────────────────

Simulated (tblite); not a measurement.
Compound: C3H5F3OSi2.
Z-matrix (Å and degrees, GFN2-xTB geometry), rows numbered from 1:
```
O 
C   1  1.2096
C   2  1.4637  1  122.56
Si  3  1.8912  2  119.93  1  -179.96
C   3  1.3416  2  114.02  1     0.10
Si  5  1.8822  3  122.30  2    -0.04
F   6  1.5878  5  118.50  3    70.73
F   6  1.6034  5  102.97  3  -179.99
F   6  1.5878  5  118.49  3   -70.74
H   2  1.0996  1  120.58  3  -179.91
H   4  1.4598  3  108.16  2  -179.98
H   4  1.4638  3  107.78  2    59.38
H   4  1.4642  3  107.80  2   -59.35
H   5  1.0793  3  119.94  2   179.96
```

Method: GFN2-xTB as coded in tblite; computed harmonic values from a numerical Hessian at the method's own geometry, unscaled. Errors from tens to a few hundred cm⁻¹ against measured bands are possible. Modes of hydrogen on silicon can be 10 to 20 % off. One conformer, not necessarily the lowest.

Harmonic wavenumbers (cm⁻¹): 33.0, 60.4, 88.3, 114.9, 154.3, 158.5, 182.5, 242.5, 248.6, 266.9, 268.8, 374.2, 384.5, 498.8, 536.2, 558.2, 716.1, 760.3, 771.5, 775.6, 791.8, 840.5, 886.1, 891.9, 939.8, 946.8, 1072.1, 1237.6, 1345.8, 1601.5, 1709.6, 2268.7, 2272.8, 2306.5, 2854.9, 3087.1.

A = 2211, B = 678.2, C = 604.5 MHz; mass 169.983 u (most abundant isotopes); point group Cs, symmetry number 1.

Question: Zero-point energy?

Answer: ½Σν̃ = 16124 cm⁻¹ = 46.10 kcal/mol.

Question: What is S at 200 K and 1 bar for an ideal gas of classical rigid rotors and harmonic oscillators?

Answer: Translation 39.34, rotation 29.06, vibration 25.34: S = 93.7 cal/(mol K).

────────────────

ASSIGNED TASK: What is asked for is an exact copy of the lines above from the one containing "Question: Zero-point energy?" through the one containing "Question: What is", and only those.

WRITTEN RESPONSE:
Question: Zero-point energy?

Answer: ½Σν̃ = 16124 cm⁻¹ = 46.10 kcal/mol.

Question: What is S at 200 K and 1 bar for an ideal gas of classical rigid rotors and harmonic oscillators?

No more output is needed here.